___ Data

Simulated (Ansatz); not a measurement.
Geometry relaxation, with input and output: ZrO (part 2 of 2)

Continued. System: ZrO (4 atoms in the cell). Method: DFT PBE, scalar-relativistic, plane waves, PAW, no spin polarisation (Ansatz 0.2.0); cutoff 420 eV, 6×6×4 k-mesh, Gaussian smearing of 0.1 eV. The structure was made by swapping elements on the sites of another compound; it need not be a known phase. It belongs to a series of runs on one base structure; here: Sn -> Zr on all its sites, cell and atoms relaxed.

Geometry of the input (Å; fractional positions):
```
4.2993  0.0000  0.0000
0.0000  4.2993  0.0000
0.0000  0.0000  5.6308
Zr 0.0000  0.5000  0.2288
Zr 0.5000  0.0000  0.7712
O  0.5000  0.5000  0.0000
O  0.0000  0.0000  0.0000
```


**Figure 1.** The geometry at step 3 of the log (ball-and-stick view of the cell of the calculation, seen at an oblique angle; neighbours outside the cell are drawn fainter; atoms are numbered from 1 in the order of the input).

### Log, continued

______

• _Work order_
Please copy, word for word, every line from the first line of the records through the line containing "Geometry relaxation, with", with both of those lines included and nothing else.

• _Answer space_
Simulated (Ansatz); not a measurement.
Geometry relaxation, with input and output: ZrO (part 2 of 2)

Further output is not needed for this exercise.